:::

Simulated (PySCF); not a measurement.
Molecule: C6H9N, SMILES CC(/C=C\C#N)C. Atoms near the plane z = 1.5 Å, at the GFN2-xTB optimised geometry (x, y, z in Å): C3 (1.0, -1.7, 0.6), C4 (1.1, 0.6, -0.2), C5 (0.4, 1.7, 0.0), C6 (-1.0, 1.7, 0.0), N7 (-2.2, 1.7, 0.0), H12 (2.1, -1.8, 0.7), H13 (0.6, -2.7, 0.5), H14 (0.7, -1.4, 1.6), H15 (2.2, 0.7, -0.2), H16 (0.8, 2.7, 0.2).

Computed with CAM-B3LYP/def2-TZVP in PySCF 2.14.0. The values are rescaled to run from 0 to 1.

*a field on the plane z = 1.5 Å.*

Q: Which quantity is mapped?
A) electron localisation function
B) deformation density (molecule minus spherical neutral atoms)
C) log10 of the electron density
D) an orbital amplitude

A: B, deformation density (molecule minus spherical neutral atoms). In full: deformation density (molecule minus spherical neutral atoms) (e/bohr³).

:::

Requirement >>
Transcribe the lines above between the line holding "Q: Which quantity is mapped?" and the line holding "D) an orbital amplitude", inclusive, exactly as they stand and with nothing added.

Written solution >>
Q: Which quantity is mapped?
A) electron localisation function
B) deformation density (molecule minus spherical neutral atoms)
C) log10 of the electron density
D) an orbital amplitude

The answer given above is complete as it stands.